• _ACTION ITEM_
Set down the full data below exactly as given, please.

Top of DATA RECORDS

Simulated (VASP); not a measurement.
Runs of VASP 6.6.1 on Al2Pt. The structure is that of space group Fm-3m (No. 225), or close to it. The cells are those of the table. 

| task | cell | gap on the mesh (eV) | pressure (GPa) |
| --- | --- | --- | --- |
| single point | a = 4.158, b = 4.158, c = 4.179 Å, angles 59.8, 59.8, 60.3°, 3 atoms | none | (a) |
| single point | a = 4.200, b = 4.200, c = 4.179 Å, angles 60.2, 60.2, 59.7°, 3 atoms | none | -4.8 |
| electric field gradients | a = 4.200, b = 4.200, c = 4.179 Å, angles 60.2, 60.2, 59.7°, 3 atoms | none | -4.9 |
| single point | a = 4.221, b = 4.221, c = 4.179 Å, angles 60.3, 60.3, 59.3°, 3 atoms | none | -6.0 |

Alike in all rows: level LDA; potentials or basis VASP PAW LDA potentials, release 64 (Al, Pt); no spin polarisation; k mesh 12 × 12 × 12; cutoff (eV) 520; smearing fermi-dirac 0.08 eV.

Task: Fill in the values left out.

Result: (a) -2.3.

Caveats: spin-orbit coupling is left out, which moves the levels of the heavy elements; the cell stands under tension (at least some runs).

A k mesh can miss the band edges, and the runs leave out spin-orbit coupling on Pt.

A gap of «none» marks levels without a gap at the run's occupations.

Bottom of DATA RECORDS

• _YOUR RESPONSE_
Simulated (VASP); not a measurement.
Runs of VASP 6.6.1 on Al2Pt. The structure is that of space group Fm-3m (No. 225), or close to it. The cells are those of the table. 

| task | cell | gap on the mesh (eV) | pressure (GPa) |
| --- | --- | --- | --- |
| single point | a = 4.158, b = 4.158, c = 4.179 Å, angles 59.8, 59.8, 60.3°, 3 atoms | none | (a) |
| single point | a = 4.200, b = 4.200, c = 4.179 Å, angles 60.2, 60.2, 59.7°, 3 atoms | none | -4.8 |
| electric field gradients | a = 4.200, b = 4.200, c = 4.179 Å, angles 60.2, 60.2, 59.7°, 3 atoms | none | -4.9 |
| single point | a = 4.221, b = 4.221, c = 4.179 Å, angles 60.3, 60.3, 59.3°, 3 atoms | none | -6.0 |

Alike in all rows: level LDA; potentials or basis VASP PAW LDA potentials, release 64 (Al, Pt); no spin polarisation; k mesh 12 × 12 × 12; cutoff (eV) 520; smearing fermi-dirac 0.08 eV.

Task: Fill in the values left out.

Result: (a) -2.3.

Caveats: spin-orbit coupling is left out, which moves the levels of the heavy elements; the cell stands under tension (at least some runs).

A k mesh can miss the band edges, and the runs leave out spin-orbit coupling on Pt.

A gap of «none» marks levels without a gap at the run's occupations.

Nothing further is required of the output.